######

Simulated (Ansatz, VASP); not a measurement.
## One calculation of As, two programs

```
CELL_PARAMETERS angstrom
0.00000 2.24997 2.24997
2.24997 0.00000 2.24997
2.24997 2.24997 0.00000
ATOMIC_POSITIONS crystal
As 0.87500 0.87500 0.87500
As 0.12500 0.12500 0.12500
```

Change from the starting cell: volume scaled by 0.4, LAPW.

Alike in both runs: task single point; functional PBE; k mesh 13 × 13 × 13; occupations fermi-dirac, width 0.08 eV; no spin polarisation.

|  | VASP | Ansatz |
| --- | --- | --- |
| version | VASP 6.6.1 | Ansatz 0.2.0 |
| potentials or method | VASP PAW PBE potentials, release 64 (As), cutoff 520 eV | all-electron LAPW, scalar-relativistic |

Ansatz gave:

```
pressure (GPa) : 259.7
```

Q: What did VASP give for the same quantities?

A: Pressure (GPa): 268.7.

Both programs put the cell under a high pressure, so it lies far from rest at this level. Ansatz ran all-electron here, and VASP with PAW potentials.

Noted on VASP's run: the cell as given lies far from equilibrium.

######

Brief: Your answer consists solely of the lines from the top of the records above through the line that contains "Ansatz 0.2.0 |", each echoed exactly.

Response:
Simulated (Ansatz, VASP); not a measurement.
## One calculation of As, two programs

```
CELL_PARAMETERS angstrom
0.00000 2.24997 2.24997
2.24997 0.00000 2.24997
2.24997 2.24997 0.00000
ATOMIC_POSITIONS crystal
As 0.87500 0.87500 0.87500
As 0.12500 0.12500 0.12500
```

Change from the starting cell: volume scaled by 0.4, LAPW.

Alike in both runs: task single point; functional PBE; k mesh 13 × 13 × 13; occupations fermi-dirac, width 0.08 eV; no spin polarisation.

|  | VASP | Ansatz |
| --- | --- | --- |
| version | VASP 6.6.1 | Ansatz 0.2.0 |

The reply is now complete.